WORK ITEM:
Retype the entries in full.

--*--

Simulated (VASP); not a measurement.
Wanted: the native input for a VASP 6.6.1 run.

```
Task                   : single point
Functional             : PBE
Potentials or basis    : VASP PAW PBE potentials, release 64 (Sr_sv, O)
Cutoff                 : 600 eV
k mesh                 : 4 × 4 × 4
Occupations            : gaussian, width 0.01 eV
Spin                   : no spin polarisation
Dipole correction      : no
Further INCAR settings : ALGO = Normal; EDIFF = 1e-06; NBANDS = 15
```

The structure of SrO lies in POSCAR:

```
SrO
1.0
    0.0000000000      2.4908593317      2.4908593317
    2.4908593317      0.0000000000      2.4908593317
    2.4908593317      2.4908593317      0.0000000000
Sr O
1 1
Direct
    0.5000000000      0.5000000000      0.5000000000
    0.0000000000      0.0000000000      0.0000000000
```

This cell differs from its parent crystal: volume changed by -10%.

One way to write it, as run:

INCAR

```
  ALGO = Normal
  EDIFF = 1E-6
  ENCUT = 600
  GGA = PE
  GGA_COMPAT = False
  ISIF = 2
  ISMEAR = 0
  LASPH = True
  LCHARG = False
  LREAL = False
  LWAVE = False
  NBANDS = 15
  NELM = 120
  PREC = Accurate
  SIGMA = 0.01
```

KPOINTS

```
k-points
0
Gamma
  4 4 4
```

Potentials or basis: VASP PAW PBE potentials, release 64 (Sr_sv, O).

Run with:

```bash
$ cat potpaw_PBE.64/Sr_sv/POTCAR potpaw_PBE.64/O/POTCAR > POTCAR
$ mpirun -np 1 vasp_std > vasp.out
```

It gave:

--*--

WRITTEN REPLY:
Simulated (VASP); not a measurement.
Wanted: the native input for a VASP 6.6.1 run.

```
Task                   : single point
Functional             : PBE
Potentials or basis    : VASP PAW PBE potentials, release 64 (Sr_sv, O)
Cutoff                 : 600 eV
k mesh                 : 4 × 4 × 4
Occupations            : gaussian, width 0.01 eV
Spin                   : no spin polarisation
Dipole correction      : no
Further INCAR settings : ALGO = Normal; EDIFF = 1e-06; NBANDS = 15
```

The structure of SrO lies in POSCAR:

```
SrO
1.0
    0.0000000000      2.4908593317      2.4908593317
    2.4908593317      0.0000000000      2.4908593317
    2.4908593317      2.4908593317      0.0000000000
Sr O
1 1
Direct
    0.5000000000      0.5000000000      0.5000000000
    0.0000000000      0.0000000000      0.0000000000
```

This cell differs from its parent crystal: volume changed by -10%.

One way to write it, as run:

INCAR

```
  ALGO = Normal
  EDIFF = 1E-6
  ENCUT = 600
  GGA = PE
  GGA_COMPAT = False
  ISIF = 2
  ISMEAR = 0
  LASPH = True
  LCHARG = False
  LREAL = False
  LWAVE = False
  NBANDS = 15
  NELM = 120
  PREC = Accurate
  SIGMA = 0.01
```

KPOINTS

```
k-points
0
Gamma
  4 4 4
```

Potentials or basis: VASP PAW PBE potentials, release 64 (Sr_sv, O).

Run with:

```bash
$ cat potpaw_PBE.64/Sr_sv/POTCAR potpaw_PBE.64/O/POTCAR > POTCAR
$ mpirun -np 1 vasp_std > vasp.out
```

It gave:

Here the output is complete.